*Brief*
The lines wanted run from the first one below through the one with "start (15.46 Å³/atom)**". Return them exactly.

*Supplied records*
· · · ·

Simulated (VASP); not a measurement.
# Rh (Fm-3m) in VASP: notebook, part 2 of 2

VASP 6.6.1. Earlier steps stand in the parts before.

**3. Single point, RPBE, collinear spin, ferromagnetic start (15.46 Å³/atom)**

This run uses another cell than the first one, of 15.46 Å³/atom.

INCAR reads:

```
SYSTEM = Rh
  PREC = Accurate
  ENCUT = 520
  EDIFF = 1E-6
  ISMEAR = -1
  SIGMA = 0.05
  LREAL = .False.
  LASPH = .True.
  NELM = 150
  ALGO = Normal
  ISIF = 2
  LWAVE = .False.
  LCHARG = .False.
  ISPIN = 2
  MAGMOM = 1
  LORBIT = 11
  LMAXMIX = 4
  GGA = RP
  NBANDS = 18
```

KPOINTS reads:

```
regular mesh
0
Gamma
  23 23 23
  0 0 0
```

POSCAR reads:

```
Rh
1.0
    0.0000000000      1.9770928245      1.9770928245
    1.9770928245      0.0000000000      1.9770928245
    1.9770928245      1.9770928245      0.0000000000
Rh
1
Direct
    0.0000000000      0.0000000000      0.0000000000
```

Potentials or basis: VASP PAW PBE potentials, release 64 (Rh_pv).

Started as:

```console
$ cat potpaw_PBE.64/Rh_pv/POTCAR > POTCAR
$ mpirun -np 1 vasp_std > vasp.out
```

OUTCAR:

· · · ·

*Exercise solution*
Simulated (VASP); not a measurement.
# Rh (Fm-3m) in VASP: notebook, part 2 of 2

VASP 6.6.1. Earlier steps stand in the parts before.

**3. Single point, RPBE, collinear spin, ferromagnetic start (15.46 Å³/atom)**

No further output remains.